● WORK ORDER: Below are records; please set down exactly the lines from the first through the one containing "Answer: Band gap".

= = = = = = =
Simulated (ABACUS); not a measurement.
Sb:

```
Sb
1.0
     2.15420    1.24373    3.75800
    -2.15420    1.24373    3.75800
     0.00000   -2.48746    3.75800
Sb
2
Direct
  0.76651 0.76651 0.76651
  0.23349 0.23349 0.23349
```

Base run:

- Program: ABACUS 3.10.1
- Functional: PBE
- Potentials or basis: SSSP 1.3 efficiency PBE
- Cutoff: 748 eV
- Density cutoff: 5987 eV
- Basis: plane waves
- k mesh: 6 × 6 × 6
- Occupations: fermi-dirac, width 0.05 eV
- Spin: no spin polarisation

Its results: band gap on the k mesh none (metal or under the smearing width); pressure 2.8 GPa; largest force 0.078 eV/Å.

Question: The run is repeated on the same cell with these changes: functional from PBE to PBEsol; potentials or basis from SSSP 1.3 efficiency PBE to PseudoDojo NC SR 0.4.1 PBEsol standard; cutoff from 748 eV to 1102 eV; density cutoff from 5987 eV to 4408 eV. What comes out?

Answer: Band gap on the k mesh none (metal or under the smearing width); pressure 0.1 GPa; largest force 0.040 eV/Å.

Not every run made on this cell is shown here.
= = = = = = =

● ANSWER SECTION:
Simulated (ABACUS); not a measurement.
Sb:

```
Sb
1.0
     2.15420    1.24373    3.75800
    -2.15420    1.24373    3.75800
     0.00000   -2.48746    3.75800
Sb
2
Direct
  0.76651 0.76651 0.76651
  0.23349 0.23349 0.23349
```

Base run:

- Program: ABACUS 3.10.1
- Functional: PBE
- Potentials or basis: SSSP 1.3 efficiency PBE
- Cutoff: 748 eV
- Density cutoff: 5987 eV
- Basis: plane waves
- k mesh: 6 × 6 × 6
- Occupations: fermi-dirac, width 0.05 eV
- Spin: no spin polarisation

Its results: band gap on the k mesh none (metal or under the smearing width); pressure 2.8 GPa; largest force 0.078 eV/Å.

Question: The run is repeated on the same cell with these changes: functional from PBE to PBEsol; potentials or basis from SSSP 1.3 efficiency PBE to PseudoDojo NC SR 0.4.1 PBEsol standard; cutoff from 748 eV to 1102 eV; density cutoff from 5987 eV to 4408 eV. What comes out?

Answer: Band gap on the k mesh none (metal or under the smearing width); pressure 0.1 GPa; largest force 0.040 eV/Å.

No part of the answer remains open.